— Assignment —
Please retype every entry below, keeping it exactly the same.

— Provided records —
###

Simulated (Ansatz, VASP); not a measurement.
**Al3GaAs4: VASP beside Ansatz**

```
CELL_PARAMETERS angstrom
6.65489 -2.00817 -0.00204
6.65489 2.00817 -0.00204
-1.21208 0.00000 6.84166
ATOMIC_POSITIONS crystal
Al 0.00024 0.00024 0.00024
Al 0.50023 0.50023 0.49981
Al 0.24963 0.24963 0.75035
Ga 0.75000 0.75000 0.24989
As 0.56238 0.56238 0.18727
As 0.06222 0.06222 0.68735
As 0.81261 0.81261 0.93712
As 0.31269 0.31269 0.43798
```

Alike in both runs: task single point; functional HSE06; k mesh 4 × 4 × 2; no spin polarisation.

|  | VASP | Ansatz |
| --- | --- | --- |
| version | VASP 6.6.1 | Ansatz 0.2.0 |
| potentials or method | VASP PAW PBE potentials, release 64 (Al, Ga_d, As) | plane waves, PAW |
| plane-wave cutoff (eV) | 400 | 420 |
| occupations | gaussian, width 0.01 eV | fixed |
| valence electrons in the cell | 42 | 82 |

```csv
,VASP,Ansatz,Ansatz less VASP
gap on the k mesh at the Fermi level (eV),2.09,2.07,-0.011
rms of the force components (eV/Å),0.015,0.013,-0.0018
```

###

— Response —
Simulated (Ansatz, VASP); not a measurement.
**Al3GaAs4: VASP beside Ansatz**

```
CELL_PARAMETERS angstrom
6.65489 -2.00817 -0.00204
6.65489 2.00817 -0.00204
-1.21208 0.00000 6.84166
ATOMIC_POSITIONS crystal
Al 0.00024 0.00024 0.00024
Al 0.50023 0.50023 0.49981
Al 0.24963 0.24963 0.75035
Ga 0.75000 0.75000 0.24989
As 0.56238 0.56238 0.18727
As 0.06222 0.06222 0.68735
As 0.81261 0.81261 0.93712
As 0.31269 0.31269 0.43798
```

Alike in both runs: task single point; functional HSE06; k mesh 4 × 4 × 2; no spin polarisation.

|  | VASP | Ansatz |
| --- | --- | --- |
| version | VASP 6.6.1 | Ansatz 0.2.0 |
| potentials or method | VASP PAW PBE potentials, release 64 (Al, Ga_d, As) | plane waves, PAW |
| plane-wave cutoff (eV) | 400 | 420 |
| occupations | gaussian, width 0.01 eV | fixed |
| valence electrons in the cell | 42 | 82 |

```csv
,VASP,Ansatz,Ansatz less VASP
gap on the k mesh at the Fermi level (eV),2.09,2.07,-0.011
rms of the force components (eV/Å),0.015,0.013,-0.0018
```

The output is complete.